EXCERPTED DATA »
════════
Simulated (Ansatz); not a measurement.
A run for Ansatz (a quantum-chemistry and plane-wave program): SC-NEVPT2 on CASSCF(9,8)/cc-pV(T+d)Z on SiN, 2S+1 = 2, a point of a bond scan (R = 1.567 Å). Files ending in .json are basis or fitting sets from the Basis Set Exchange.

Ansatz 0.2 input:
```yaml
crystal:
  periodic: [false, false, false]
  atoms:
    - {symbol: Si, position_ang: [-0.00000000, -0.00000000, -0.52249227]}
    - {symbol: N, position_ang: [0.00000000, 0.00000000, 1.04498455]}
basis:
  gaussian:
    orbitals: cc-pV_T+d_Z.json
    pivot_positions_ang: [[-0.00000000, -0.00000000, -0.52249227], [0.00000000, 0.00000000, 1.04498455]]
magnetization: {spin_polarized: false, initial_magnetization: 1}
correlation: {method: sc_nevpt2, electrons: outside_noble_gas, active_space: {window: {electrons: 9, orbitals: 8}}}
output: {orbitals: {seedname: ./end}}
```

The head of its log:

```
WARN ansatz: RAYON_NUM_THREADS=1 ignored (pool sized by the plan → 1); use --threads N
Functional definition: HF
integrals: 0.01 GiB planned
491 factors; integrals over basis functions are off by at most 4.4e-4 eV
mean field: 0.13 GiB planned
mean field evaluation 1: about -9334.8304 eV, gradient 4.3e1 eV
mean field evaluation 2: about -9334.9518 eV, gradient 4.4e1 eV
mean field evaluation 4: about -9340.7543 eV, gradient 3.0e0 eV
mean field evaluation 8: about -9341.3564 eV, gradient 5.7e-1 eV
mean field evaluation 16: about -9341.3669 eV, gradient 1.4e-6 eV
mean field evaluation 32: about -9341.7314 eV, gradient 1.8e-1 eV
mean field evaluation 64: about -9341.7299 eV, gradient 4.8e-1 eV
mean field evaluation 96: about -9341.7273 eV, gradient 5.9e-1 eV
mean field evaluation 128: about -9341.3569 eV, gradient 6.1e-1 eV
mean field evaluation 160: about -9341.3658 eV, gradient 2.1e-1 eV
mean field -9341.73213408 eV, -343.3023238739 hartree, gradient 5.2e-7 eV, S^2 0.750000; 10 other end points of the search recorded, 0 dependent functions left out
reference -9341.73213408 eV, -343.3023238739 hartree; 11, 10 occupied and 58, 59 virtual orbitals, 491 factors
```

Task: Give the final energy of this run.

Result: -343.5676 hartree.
════════

REQUIRED ACTION »
Set down the lines of the listing above verbatim, first line through the line containing "Task: Give the final energy of this run.", inclusive; add no other lines.

WRITTEN ANSWER »
Simulated (Ansatz); not a measurement.
A run for Ansatz (a quantum-chemistry and plane-wave program): SC-NEVPT2 on CASSCF(9,8)/cc-pV(T+d)Z on SiN, 2S+1 = 2, a point of a bond scan (R = 1.567 Å). Files ending in .json are basis or fitting sets from the Basis Set Exchange.

Ansatz 0.2 input:
```yaml
crystal:
  periodic: [false, false, false]
  atoms:
    - {symbol: Si, position_ang: [-0.00000000, -0.00000000, -0.52249227]}
    - {symbol: N, position_ang: [0.00000000, 0.00000000, 1.04498455]}
basis:
  gaussian:
    orbitals: cc-pV_T+d_Z.json
    pivot_positions_ang: [[-0.00000000, -0.00000000, -0.52249227], [0.00000000, 0.00000000, 1.04498455]]
magnetization: {spin_polarized: false, initial_magnetization: 1}
correlation: {method: sc_nevpt2, electrons: outside_noble_gas, active_space: {window: {electrons: 9, orbitals: 8}}}
output: {orbitals: {seedname: ./end}}
```

The head of its log:

```
WARN ansatz: RAYON_NUM_THREADS=1 ignored (pool sized by the plan → 1); use --threads N
Functional definition: HF
integrals: 0.01 GiB planned
491 factors; integrals over basis functions are off by at most 4.4e-4 eV
mean field: 0.13 GiB planned
mean field evaluation 1: about -9334.8304 eV, gradient 4.3e1 eV
mean field evaluation 2: about -9334.9518 eV, gradient 4.4e1 eV
mean field evaluation 4: about -9340.7543 eV, gradient 3.0e0 eV
mean field evaluation 8: about -9341.3564 eV, gradient 5.7e-1 eV
mean field evaluation 16: about -9341.3669 eV, gradient 1.4e-6 eV
mean field evaluation 32: about -9341.7314 eV, gradient 1.8e-1 eV
mean field evaluation 64: about -9341.7299 eV, gradient 4.8e-1 eV
mean field evaluation 96: about -9341.7273 eV, gradient 5.9e-1 eV
mean field evaluation 128: about -9341.3569 eV, gradient 6.1e-1 eV
mean field evaluation 160: about -9341.3658 eV, gradient 2.1e-1 eV
mean field -9341.73213408 eV, -343.3023238739 hartree, gradient 5.2e-7 eV, S^2 0.750000; 10 other end points of the search recorded, 0 dependent functions left out
reference -9341.73213408 eV, -343.3023238739 hartree; 11, 10 occupied and 58, 59 virtual orbitals, 491 factors
```

Task: Give the final energy of this run.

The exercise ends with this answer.